Exercise:
Having read the records, set them all down exactly as they appear.

Raw data:
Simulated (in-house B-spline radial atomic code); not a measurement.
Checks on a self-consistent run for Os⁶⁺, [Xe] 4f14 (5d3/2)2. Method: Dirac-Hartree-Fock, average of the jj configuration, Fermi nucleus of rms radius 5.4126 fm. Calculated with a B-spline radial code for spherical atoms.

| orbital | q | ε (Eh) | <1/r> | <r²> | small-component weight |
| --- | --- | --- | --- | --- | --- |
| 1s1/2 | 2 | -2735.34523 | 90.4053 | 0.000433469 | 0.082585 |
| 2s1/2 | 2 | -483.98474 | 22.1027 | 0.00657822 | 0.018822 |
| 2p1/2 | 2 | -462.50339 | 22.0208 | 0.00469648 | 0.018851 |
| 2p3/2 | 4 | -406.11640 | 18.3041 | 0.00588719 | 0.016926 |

Solution:
Simulated (in-house B-spline radial atomic code); not a measurement.
Checks on a self-consistent run for Os⁶⁺, [Xe] 4f14 (5d3/2)2. Method: Dirac-Hartree-Fock, average of the jj configuration, Fermi nucleus of rms radius 5.4126 fm. Calculated with a B-spline radial code for spherical atoms.

| orbital | q | ε (Eh) | <1/r> | <r²> | small-component weight |
| --- | --- | --- | --- | --- | --- |
| 1s1/2 | 2 | -2735.34523 | 90.4053 | 0.000433469 | 0.082585 |
| 2s1/2 | 2 | -483.98474 | 22.1027 | 0.00657822 | 0.018822 |
| 2p1/2 | 2 | -462.50339 | 22.0208 | 0.00469648 | 0.018851 |
| 2p3/2 | 4 | -406.11640 | 18.3041 | 0.00588719 | 0.016926 |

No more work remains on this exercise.